....

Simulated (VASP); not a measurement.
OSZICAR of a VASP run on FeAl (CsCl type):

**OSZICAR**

....

**Activity:** What is needed is every line from the beginning of the data up to and including the line with "OSZICAR of a", given again word for word.

**Result:**
Simulated (VASP); not a measurement.
OSZICAR of a VASP run on FeAl (CsCl type):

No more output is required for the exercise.